<<<<
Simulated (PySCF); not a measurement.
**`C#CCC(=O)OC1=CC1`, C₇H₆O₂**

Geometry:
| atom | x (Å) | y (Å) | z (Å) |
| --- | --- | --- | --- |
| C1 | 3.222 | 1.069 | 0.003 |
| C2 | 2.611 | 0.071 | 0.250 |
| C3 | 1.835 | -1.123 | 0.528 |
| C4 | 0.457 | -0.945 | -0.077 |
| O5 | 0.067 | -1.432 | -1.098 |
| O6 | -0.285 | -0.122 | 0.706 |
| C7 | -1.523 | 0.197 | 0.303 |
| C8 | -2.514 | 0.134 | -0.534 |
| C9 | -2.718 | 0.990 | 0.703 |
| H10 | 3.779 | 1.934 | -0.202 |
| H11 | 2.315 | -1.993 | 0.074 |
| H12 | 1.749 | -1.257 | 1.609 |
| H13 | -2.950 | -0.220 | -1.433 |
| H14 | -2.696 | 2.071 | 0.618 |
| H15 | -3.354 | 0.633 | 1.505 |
>>>>

Work order -
With the line containing "2.071 | 0.618 |" as the last one, please set down exactly the lines of the records above from their very first line, and nothing more.

Your response -
Simulated (PySCF); not a measurement.
**`C#CCC(=O)OC1=CC1`, C₇H₆O₂**

Geometry:
| atom | x (Å) | y (Å) | z (Å) |
| --- | --- | --- | --- |
| C1 | 3.222 | 1.069 | 0.003 |
| C2 | 2.611 | 0.071 | 0.250 |
| C3 | 1.835 | -1.123 | 0.528 |
| C4 | 0.457 | -0.945 | -0.077 |
| O5 | 0.067 | -1.432 | -1.098 |
| O6 | -0.285 | -0.122 | 0.706 |
| C7 | -1.523 | 0.197 | 0.303 |
| C8 | -2.514 | 0.134 | -0.534 |
| C9 | -2.718 | 0.990 | 0.703 |
| H10 | 3.779 | 1.934 | -0.202 |
| H11 | 2.315 | -1.993 | 0.074 |
| H12 | 1.749 | -1.257 | 1.609 |
| H13 | -2.950 | -0.220 | -1.433 |
| H14 | -2.696 | 2.071 | 0.618 |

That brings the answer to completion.